> WORK ORDER
Up to and including the line containing "Space group F-43m", retype each line of the listing below exactly, beginning with the first.

Segment Open
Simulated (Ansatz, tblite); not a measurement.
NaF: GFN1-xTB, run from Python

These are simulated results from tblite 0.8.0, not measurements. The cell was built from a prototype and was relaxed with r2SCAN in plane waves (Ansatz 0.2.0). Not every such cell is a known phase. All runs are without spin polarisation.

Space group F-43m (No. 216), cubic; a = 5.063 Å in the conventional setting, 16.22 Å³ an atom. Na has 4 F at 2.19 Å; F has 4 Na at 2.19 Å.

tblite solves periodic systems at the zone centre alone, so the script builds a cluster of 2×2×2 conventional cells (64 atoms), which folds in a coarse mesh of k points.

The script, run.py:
Segment Closed

> EXERCISE OUTPUT
Simulated (Ansatz, tblite); not a measurement.
NaF: GFN1-xTB, run from Python

These are simulated results from tblite 0.8.0, not measurements. The cell was built from a prototype and was relaxed with r2SCAN in plane waves (Ansatz 0.2.0). Not every such cell is a known phase. All runs are without spin polarisation.

Space group F-43m (No. 216), cubic; a = 5.063 Å in the conventional setting, 16.22 Å³ an atom. Na has 4 F at 2.19 Å; F has 4 Na at 2.19 Å.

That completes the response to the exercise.